● **Work item**
Return precisely the opening lines of the listing below, ending with the line that contains "(2) List the".

===============

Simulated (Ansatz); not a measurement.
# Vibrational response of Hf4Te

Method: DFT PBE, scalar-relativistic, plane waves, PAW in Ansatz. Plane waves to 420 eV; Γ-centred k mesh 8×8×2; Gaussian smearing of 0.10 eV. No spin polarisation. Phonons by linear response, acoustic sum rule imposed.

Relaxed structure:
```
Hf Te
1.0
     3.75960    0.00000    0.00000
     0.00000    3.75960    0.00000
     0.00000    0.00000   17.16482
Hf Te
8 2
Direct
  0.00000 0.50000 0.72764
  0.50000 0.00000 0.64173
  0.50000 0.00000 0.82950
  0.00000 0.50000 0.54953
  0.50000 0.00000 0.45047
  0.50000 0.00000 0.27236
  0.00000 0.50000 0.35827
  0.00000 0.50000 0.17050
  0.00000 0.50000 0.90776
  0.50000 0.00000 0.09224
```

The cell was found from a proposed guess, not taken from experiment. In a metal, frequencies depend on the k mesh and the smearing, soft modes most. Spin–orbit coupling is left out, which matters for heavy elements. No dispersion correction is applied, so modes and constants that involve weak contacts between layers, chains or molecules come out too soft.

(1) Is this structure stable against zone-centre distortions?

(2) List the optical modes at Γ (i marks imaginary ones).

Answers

===============

● **Worked solution**
Simulated (Ansatz); not a measurement.
# Vibrational response of Hf4Te

Method: DFT PBE, scalar-relativistic, plane waves, PAW in Ansatz. Plane waves to 420 eV; Γ-centred k mesh 8×8×2; Gaussian smearing of 0.10 eV. No spin polarisation. Phonons by linear response, acoustic sum rule imposed.

Relaxed structure:
```
Hf Te
1.0
     3.75960    0.00000    0.00000
     0.00000    3.75960    0.00000
     0.00000    0.00000   17.16482
Hf Te
8 2
Direct
  0.00000 0.50000 0.72764
  0.50000 0.00000 0.64173
  0.50000 0.00000 0.82950
  0.00000 0.50000 0.54953
  0.50000 0.00000 0.45047
  0.50000 0.00000 0.27236
  0.00000 0.50000 0.35827
  0.00000 0.50000 0.17050
  0.00000 0.50000 0.90776
  0.50000 0.00000 0.09224
```

The cell was found from a proposed guess, not taken from experiment. In a metal, frequencies depend on the k mesh and the smearing, soft modes most. Spin–orbit coupling is left out, which matters for heavy elements. No dispersion correction is applied, so modes and constants that involve weak contacts between layers, chains or molecules come out too soft.

(1) Is this structure stable against zone-centre distortions?

(2) List the optical modes at Γ (i marks imaginary ones).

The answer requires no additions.